*Work instruction*
Beginning with the first line of the data below, set down each line exactly through the line that contains "Spin–orbit coupling is".

*Information supplied*
:::

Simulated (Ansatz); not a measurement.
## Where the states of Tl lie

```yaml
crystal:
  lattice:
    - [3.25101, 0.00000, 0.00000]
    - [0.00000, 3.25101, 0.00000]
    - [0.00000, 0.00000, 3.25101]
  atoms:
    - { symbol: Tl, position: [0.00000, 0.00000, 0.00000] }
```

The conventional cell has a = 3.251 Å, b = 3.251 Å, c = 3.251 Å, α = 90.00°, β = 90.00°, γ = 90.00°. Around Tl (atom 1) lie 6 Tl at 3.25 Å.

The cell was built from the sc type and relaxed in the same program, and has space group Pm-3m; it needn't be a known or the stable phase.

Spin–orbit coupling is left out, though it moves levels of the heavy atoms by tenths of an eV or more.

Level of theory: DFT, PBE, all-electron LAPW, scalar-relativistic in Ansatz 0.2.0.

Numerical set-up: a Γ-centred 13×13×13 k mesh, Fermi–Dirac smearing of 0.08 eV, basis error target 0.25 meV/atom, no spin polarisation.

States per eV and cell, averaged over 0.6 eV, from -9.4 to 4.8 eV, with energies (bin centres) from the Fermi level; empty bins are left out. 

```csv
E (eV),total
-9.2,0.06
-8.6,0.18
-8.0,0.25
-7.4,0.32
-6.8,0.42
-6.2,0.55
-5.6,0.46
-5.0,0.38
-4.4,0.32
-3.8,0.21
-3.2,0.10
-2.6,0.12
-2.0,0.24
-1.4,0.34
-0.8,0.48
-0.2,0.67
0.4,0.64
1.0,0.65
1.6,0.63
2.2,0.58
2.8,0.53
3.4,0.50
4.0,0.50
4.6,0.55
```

:::

*Response*
Simulated (Ansatz); not a measurement.
## Where the states of Tl lie

```yaml
crystal:
  lattice:
    - [3.25101, 0.00000, 0.00000]
    - [0.00000, 3.25101, 0.00000]
    - [0.00000, 0.00000, 3.25101]
  atoms:
    - { symbol: Tl, position: [0.00000, 0.00000, 0.00000] }
```

The conventional cell has a = 3.251 Å, b = 3.251 Å, c = 3.251 Å, α = 90.00°, β = 90.00°, γ = 90.00°. Around Tl (atom 1) lie 6 Tl at 3.25 Å.

The cell was built from the sc type and relaxed in the same program, and has space group Pm-3m; it needn't be a known or the stable phase.

Spin–orbit coupling is left out, though it moves levels of the heavy atoms by tenths of an eV or more.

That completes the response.